Records supplied START

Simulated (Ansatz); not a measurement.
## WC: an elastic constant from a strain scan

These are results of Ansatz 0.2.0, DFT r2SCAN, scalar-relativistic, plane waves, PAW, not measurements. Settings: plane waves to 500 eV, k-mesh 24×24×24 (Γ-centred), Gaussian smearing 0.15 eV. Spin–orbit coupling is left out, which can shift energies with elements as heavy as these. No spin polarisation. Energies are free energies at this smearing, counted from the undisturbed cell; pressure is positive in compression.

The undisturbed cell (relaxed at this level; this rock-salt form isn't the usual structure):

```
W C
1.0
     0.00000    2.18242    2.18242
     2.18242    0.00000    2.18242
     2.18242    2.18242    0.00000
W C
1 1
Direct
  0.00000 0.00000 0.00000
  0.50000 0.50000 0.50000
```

Records supplied END

Required action
Starting at the first line of the data above, retype each line exactly until you reach the line containing "## WC: an elastic constant from a strain scan", and include that line too.

Written reply
Simulated (Ansatz); not a measurement.
## WC: an elastic constant from a strain scan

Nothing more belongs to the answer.